***** Information supplied *****

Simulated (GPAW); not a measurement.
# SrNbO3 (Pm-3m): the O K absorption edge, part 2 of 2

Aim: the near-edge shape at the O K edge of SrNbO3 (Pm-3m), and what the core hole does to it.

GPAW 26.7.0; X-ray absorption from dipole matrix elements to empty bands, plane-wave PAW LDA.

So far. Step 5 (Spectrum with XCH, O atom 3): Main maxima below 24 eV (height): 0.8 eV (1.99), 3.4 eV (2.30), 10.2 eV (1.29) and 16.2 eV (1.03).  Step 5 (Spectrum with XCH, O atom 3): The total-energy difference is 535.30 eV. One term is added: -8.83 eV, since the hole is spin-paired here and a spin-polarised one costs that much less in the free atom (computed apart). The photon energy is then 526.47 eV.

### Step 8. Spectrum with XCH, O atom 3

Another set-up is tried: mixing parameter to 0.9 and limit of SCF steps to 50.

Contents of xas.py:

*****

Work request
Print, without alteration, only the lines above between the one holding "GPAW 26.7.0; X-ray" and the one holding "Another set-up is", inclusive.

Answer section
GPAW 26.7.0; X-ray absorption from dipole matrix elements to empty bands, plane-wave PAW LDA.

So far. Step 5 (Spectrum with XCH, O atom 3): Main maxima below 24 eV (height): 0.8 eV (1.99), 3.4 eV (2.30), 10.2 eV (1.29) and 16.2 eV (1.03).  Step 5 (Spectrum with XCH, O atom 3): The total-energy difference is 535.30 eV. One term is added: -8.83 eV, since the hole is spin-paired here and a spin-polarised one costs that much less in the free atom (computed apart). The photon energy is then 526.47 eV.

### Step 8. Spectrum with XCH, O atom 3

Another set-up is tried: mixing parameter to 0.9 and limit of SCF steps to 50.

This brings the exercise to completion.